==========

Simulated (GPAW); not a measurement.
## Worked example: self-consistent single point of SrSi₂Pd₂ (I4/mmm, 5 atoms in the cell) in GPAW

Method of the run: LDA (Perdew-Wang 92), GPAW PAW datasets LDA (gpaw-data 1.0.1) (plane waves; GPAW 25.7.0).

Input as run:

==========

§ **Activity**
Retype every line of the data, keeping each one exactly as it is.

§ **Written answer**
Simulated (GPAW); not a measurement.
## Worked example: self-consistent single point of SrSi₂Pd₂ (I4/mmm, 5 atoms in the cell) in GPAW

Method of the run: LDA (Perdew-Wang 92), GPAW PAW datasets LDA (gpaw-data 1.0.1) (plane waves; GPAW 25.7.0).

Input as run:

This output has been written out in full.